Work item →
Output the entries verbatim, including every line.

--------------------
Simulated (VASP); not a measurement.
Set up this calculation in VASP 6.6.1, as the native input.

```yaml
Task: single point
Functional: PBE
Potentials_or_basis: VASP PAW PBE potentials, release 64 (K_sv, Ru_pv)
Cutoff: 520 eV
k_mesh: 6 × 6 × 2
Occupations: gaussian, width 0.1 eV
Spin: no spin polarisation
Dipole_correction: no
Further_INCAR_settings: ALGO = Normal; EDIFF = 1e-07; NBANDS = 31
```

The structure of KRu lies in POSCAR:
--------------------

Expected answer →
Simulated (VASP); not a measurement.
Set up this calculation in VASP 6.6.1, as the native input.

```yaml
Task: single point
Functional: PBE
Potentials_or_basis: VASP PAW PBE potentials, release 64 (K_sv, Ru_pv)
Cutoff: 520 eV
k_mesh: 6 × 6 × 2
Occupations: gaussian, width 0.1 eV
Spin: no spin polarisation
Dipole_correction: no
Further_INCAR_settings: ALGO = Normal; EDIFF = 1e-07; NBANDS = 31
```

The structure of KRu lies in POSCAR:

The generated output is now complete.